▸ **Input data**:
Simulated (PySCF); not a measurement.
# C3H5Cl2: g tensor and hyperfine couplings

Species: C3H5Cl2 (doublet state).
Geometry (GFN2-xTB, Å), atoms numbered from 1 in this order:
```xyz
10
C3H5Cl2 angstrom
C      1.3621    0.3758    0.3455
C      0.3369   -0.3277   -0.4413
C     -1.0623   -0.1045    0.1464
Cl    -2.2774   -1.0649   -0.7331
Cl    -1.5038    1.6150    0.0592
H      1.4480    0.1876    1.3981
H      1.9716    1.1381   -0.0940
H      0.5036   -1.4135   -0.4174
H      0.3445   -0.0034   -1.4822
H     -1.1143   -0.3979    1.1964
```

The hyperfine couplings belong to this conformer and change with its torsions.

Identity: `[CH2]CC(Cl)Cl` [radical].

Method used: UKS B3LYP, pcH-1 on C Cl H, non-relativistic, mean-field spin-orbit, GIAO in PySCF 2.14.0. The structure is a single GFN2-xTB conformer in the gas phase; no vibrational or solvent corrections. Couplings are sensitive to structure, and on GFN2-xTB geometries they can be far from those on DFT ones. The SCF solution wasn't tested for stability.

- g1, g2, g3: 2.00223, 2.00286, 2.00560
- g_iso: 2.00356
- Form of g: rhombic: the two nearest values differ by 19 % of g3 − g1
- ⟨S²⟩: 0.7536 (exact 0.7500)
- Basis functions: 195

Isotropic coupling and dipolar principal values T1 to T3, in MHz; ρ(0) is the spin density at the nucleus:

▸ **Work task**: Beginning at the top of the entries above, output each line exactly, and end with the line in which "- Basis functions: 195" appears.

▸ **Exercise response**:
Simulated (PySCF); not a measurement.
# C3H5Cl2: g tensor and hyperfine couplings

Species: C3H5Cl2 (doublet state).
Geometry (GFN2-xTB, Å), atoms numbered from 1 in this order:
```xyz
10
C3H5Cl2 angstrom
C      1.3621    0.3758    0.3455
C      0.3369   -0.3277   -0.4413
C     -1.0623   -0.1045    0.1464
Cl    -2.2774   -1.0649   -0.7331
Cl    -1.5038    1.6150    0.0592
H      1.4480    0.1876    1.3981
H      1.9716    1.1381   -0.0940
H      0.5036   -1.4135   -0.4174
H      0.3445   -0.0034   -1.4822
H     -1.1143   -0.3979    1.1964
```

The hyperfine couplings belong to this conformer and change with its torsions.

Identity: `[CH2]CC(Cl)Cl` [radical].

Method used: UKS B3LYP, pcH-1 on C Cl H, non-relativistic, mean-field spin-orbit, GIAO in PySCF 2.14.0. The structure is a single GFN2-xTB conformer in the gas phase; no vibrational or solvent corrections. Couplings are sensitive to structure, and on GFN2-xTB geometries they can be far from those on DFT ones. The SCF solution wasn't tested for stability.

- g1, g2, g3: 2.00223, 2.00286, 2.00560
- g_iso: 2.00356
- Form of g: rhombic: the two nearest values differ by 19 % of g3 − g1
- ⟨S²⟩: 0.7536 (exact 0.7500)
- Basis functions: 195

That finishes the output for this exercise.